━━━━━━━━━━━━━━━━

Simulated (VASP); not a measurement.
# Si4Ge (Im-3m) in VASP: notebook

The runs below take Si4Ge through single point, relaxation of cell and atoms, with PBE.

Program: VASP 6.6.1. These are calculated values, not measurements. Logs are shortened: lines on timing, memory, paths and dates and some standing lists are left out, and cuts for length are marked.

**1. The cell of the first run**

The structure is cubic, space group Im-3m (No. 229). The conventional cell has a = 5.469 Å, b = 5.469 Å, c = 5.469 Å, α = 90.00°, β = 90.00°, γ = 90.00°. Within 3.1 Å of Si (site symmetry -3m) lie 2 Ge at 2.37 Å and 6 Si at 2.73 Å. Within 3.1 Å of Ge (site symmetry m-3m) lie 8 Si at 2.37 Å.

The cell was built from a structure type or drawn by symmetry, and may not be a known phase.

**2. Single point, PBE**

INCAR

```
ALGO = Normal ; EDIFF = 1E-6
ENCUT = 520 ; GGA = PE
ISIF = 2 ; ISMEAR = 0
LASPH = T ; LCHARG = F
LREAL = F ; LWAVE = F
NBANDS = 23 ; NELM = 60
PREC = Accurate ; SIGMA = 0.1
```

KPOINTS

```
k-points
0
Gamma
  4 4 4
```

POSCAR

━━━━━━━━━━━━━━━━

• Brief: Could you write out, exactly as they stand, only the lines above that begin at the line with "The runs below" and stop after the line with "the first run**"?

• Written solution:
The runs below take Si4Ge through single point, relaxation of cell and atoms, with PBE.

Program: VASP 6.6.1. These are calculated values, not measurements. Logs are shortened: lines on timing, memory, paths and dates and some standing lists are left out, and cuts for length are marked.

**1. The cell of the first run**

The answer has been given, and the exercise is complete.